··· Excerpted data ···

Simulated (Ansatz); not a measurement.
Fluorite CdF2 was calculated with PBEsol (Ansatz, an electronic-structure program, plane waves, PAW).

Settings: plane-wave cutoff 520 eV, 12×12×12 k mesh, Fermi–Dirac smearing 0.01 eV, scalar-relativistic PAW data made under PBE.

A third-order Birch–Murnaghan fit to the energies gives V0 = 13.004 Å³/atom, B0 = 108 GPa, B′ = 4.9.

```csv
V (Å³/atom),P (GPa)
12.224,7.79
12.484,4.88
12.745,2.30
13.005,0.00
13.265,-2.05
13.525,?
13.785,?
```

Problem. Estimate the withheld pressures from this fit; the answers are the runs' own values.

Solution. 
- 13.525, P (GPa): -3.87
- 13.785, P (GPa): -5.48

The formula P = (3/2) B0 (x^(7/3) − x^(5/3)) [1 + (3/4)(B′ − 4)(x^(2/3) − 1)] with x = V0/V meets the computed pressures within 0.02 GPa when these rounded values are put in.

···

Requirement: Please restate the material above, word for word and in full.

Task solution:
Simulated (Ansatz); not a measurement.
Fluorite CdF2 was calculated with PBEsol (Ansatz, an electronic-structure program, plane waves, PAW).

Settings: plane-wave cutoff 520 eV, 12×12×12 k mesh, Fermi–Dirac smearing 0.01 eV, scalar-relativistic PAW data made under PBE.

A third-order Birch–Murnaghan fit to the energies gives V0 = 13.004 Å³/atom, B0 = 108 GPa, B′ = 4.9.

```csv
V (Å³/atom),P (GPa)
12.224,7.79
12.484,4.88
12.745,2.30
13.005,0.00
13.265,-2.05
13.525,?
13.785,?
```

Problem. Estimate the withheld pressures from this fit; the answers are the runs' own values.

Solution. 
- 13.525, P (GPa): -3.87
- 13.785, P (GPa): -5.48

The formula P = (3/2) B0 (x^(7/3) − x^(5/3)) [1 + (3/4)(B′ − 4)(x^(2/3) − 1)] with x = V0/V meets the computed pressures within 0.02 GPa when these rounded values are put in.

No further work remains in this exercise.